▸ Extracted data
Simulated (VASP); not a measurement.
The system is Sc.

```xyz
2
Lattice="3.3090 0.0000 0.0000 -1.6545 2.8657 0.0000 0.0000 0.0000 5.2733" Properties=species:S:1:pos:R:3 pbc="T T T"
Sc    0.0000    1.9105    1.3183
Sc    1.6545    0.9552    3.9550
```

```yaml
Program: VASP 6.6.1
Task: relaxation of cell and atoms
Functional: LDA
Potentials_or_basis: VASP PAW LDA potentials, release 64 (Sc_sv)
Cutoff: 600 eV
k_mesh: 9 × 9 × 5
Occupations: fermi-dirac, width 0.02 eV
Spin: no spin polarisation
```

▸ Work item
Write out every entry above exactly as given.

▸ Answer area
Simulated (VASP); not a measurement.
The system is Sc.

```xyz
2
Lattice="3.3090 0.0000 0.0000 -1.6545 2.8657 0.0000 0.0000 0.0000 5.2733" Properties=species:S:1:pos:R:3 pbc="T T T"
Sc    0.0000    1.9105    1.3183
Sc    1.6545    0.9552    3.9550
```

```yaml
Program: VASP 6.6.1
Task: relaxation of cell and atoms
Functional: LDA
Potentials_or_basis: VASP PAW LDA potentials, release 64 (Sc_sv)
Cutoff: 600 eV
k_mesh: 9 × 9 × 5
Occupations: fermi-dirac, width 0.02 eV
Spin: no spin polarisation
```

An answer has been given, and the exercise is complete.